• ACTIVITY: Word for word, retype each record shown below.

• RECORDED INFORMATION:
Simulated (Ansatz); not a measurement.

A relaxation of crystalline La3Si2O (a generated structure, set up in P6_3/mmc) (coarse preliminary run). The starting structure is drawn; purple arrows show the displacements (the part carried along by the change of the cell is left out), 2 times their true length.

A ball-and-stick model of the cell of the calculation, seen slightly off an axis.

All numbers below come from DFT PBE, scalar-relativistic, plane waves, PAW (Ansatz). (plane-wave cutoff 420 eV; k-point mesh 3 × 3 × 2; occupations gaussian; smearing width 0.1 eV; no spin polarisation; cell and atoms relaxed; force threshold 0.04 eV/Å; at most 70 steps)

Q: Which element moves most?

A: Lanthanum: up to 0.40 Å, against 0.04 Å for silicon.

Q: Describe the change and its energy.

• ANSWER SECTION:
Simulated (Ansatz); not a measurement.

A relaxation of crystalline La3Si2O (a generated structure, set up in P6_3/mmc) (coarse preliminary run). The starting structure is drawn; purple arrows show the displacements (the part carried along by the change of the cell is left out), 2 times their true length.

A ball-and-stick model of the cell of the calculation, seen slightly off an axis.

All numbers below come from DFT PBE, scalar-relativistic, plane waves, PAW (Ansatz). (plane-wave cutoff 420 eV; k-point mesh 3 × 3 × 2; occupations gaussian; smearing width 0.1 eV; no spin polarisation; cell and atoms relaxed; force threshold 0.04 eV/Å; at most 70 steps)

Q: Which element moves most?

A: Lanthanum: up to 0.40 Å, against 0.04 Å for silicon.

Q: Describe the change and its energy.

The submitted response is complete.